→ **Work item**: Every word of the listing must be returned. Retype it exactly.

→ **Information provided**:
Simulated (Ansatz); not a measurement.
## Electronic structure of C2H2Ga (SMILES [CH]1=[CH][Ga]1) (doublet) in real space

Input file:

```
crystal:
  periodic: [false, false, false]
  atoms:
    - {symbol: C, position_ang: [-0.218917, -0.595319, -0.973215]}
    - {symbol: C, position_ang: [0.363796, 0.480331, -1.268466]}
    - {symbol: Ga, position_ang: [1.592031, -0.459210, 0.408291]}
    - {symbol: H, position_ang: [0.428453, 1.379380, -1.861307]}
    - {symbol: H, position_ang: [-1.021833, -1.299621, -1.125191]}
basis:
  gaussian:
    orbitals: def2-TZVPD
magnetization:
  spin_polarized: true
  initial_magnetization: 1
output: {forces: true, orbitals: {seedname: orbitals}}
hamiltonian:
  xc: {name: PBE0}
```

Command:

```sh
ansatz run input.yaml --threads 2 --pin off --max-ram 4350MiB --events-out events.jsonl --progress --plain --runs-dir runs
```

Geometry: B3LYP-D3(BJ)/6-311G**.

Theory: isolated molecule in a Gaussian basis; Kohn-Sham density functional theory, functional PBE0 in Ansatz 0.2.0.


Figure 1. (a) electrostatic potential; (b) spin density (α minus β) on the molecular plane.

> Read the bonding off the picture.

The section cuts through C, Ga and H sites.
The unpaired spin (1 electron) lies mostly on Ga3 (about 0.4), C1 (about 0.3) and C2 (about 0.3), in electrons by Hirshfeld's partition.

→ **Written answer**:
Simulated (Ansatz); not a measurement.
## Electronic structure of C2H2Ga (SMILES [CH]1=[CH][Ga]1) (doublet) in real space

Input file:

```
crystal:
  periodic: [false, false, false]
  atoms:
    - {symbol: C, position_ang: [-0.218917, -0.595319, -0.973215]}
    - {symbol: C, position_ang: [0.363796, 0.480331, -1.268466]}
    - {symbol: Ga, position_ang: [1.592031, -0.459210, 0.408291]}
    - {symbol: H, position_ang: [0.428453, 1.379380, -1.861307]}
    - {symbol: H, position_ang: [-1.021833, -1.299621, -1.125191]}
basis:
  gaussian:
    orbitals: def2-TZVPD
magnetization:
  spin_polarized: true
  initial_magnetization: 1
output: {forces: true, orbitals: {seedname: orbitals}}
hamiltonian:
  xc: {name: PBE0}
```

Command:

```sh
ansatz run input.yaml --threads 2 --pin off --max-ram 4350MiB --events-out events.jsonl --progress --plain --runs-dir runs
```

Geometry: B3LYP-D3(BJ)/6-311G**.

Theory: isolated molecule in a Gaussian basis; Kohn-Sham density functional theory, functional PBE0 in Ansatz 0.2.0.


Figure 1. (a) electrostatic potential; (b) spin density (α minus β) on the molecular plane.

> Read the bonding off the picture.

The section cuts through C, Ga and H sites.
The unpaired spin (1 electron) lies mostly on Ga3 (about 0.4), C1 (about 0.3) and C2 (about 0.3), in electrons by Hirshfeld's partition.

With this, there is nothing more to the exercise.